-- Given entries follows --

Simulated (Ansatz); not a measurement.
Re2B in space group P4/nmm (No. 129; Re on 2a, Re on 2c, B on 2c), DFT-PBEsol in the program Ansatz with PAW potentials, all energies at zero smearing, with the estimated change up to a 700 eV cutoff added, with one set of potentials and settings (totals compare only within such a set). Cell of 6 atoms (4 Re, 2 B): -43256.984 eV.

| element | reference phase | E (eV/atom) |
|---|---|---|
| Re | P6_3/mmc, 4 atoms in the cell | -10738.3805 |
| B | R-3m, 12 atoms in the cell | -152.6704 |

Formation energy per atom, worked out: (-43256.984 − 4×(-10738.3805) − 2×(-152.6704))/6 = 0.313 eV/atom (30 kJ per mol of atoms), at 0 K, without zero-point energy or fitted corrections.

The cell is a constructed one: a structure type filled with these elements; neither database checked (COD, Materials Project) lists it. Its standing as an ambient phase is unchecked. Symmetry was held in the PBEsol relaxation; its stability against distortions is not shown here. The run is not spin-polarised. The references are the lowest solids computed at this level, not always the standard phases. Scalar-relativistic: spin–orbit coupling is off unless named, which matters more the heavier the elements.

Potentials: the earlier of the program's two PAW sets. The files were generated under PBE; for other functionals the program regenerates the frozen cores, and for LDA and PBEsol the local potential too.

-- Given entries concluded --

Work instruction:
Once you have read the data above, print all of it again exactly.

Written response:
Simulated (Ansatz); not a measurement.
Re2B in space group P4/nmm (No. 129; Re on 2a, Re on 2c, B on 2c), DFT-PBEsol in the program Ansatz with PAW potentials, all energies at zero smearing, with the estimated change up to a 700 eV cutoff added, with one set of potentials and settings (totals compare only within such a set). Cell of 6 atoms (4 Re, 2 B): -43256.984 eV.

| element | reference phase | E (eV/atom) |
|---|---|---|
| Re | P6_3/mmc, 4 atoms in the cell | -10738.3805 |
| B | R-3m, 12 atoms in the cell | -152.6704 |

Formation energy per atom, worked out: (-43256.984 − 4×(-10738.3805) − 2×(-152.6704))/6 = 0.313 eV/atom (30 kJ per mol of atoms), at 0 K, without zero-point energy or fitted corrections.

The cell is a constructed one: a structure type filled with these elements; neither database checked (COD, Materials Project) lists it. Its standing as an ambient phase is unchecked. Symmetry was held in the PBEsol relaxation; its stability against distortions is not shown here. The run is not spin-polarised. The references are the lowest solids computed at this level, not always the standard phases. Scalar-relativistic: spin–orbit coupling is off unless named, which matters more the heavier the elements.

Potentials: the earlier of the program's two PAW sets. The files were generated under PBE; for other functionals the program regenerates the frozen cores, and for LDA and PBEsol the local potential too.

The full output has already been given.